§ **Activity**
Print each line from the start of the records below up through the line where "Turn this script" is found, exactly as given.

--

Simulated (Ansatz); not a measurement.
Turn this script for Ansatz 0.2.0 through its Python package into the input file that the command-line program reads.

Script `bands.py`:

--

§ **Response area**
Simulated (Ansatz); not a measurement.
Turn this script for Ansatz 0.2.0 through its Python package into the input file that the command-line program reads.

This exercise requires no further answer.